# INFORMATION GIVEN
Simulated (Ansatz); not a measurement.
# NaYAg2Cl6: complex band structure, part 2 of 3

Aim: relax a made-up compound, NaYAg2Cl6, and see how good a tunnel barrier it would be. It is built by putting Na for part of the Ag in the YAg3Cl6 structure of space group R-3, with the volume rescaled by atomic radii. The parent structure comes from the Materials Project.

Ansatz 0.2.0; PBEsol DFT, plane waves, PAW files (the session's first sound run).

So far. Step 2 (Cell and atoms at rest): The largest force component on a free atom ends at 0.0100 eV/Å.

# WORK REQUEST
Every line of the data above belongs in the answer, unchanged.

# EXERCISE RESULT
Simulated (Ansatz); not a measurement.
# NaYAg2Cl6: complex band structure, part 2 of 3

Aim: relax a made-up compound, NaYAg2Cl6, and see how good a tunnel barrier it would be. It is built by putting Na for part of the Ag in the YAg3Cl6 structure of space group R-3, with the volume rescaled by atomic radii. The parent structure comes from the Materials Project.

Ansatz 0.2.0; PBEsol DFT, plane waves, PAW files (the session's first sound run).

So far. Step 2 (Cell and atoms at rest): The largest force component on a free atom ends at 0.0100 eV/Å.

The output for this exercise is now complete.